- Required action
Each line in the records below, from the one that contains "mesh: 13 × 13 × 13" to the one that contains "Answer: Pressure 0.1 GPa.", should be reproduced exactly, the first and last included.

---------- Data shown

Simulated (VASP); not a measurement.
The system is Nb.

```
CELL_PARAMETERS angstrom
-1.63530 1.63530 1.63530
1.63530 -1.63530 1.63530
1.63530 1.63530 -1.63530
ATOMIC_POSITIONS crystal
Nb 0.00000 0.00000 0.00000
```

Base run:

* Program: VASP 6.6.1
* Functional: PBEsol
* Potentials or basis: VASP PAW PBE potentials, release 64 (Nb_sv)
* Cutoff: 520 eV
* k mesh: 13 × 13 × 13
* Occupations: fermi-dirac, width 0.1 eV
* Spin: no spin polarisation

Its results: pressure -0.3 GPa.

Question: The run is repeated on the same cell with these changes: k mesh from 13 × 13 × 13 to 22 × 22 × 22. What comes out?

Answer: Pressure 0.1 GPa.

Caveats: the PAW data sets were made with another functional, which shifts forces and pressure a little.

--------------------

- Task solution
* k mesh: 13 × 13 × 13
* Occupations: fermi-dirac, width 0.1 eV
* Spin: no spin polarisation

Its results: pressure -0.3 GPa.

Question: The run is repeated on the same cell with these changes: k mesh from 13 × 13 × 13 to 22 × 22 × 22. What comes out?

Answer: Pressure 0.1 GPa.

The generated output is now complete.